| WORK INSTRUCTION |
Please retype each record exactly as it stands below.

| AVAILABLE DATA |
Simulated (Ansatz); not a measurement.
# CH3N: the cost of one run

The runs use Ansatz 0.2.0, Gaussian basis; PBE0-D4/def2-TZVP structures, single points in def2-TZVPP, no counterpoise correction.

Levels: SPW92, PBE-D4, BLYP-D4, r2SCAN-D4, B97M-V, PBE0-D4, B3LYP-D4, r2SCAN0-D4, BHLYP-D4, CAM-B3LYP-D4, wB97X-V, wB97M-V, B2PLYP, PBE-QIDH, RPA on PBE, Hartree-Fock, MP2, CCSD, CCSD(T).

| TASK OUTPUT |
Simulated (Ansatz); not a measurement.
# CH3N: the cost of one run

The runs use Ansatz 0.2.0, Gaussian basis; PBE0-D4/def2-TZVP structures, single points in def2-TZVPP, no counterpoise correction.

Levels: SPW92, PBE-D4, BLYP-D4, r2SCAN-D4, B97M-V, PBE0-D4, B3LYP-D4, r2SCAN0-D4, BHLYP-D4, CAM-B3LYP-D4, wB97X-V, wB97M-V, B2PLYP, PBE-QIDH, RPA on PBE, Hartree-Fock, MP2, CCSD, CCSD(T).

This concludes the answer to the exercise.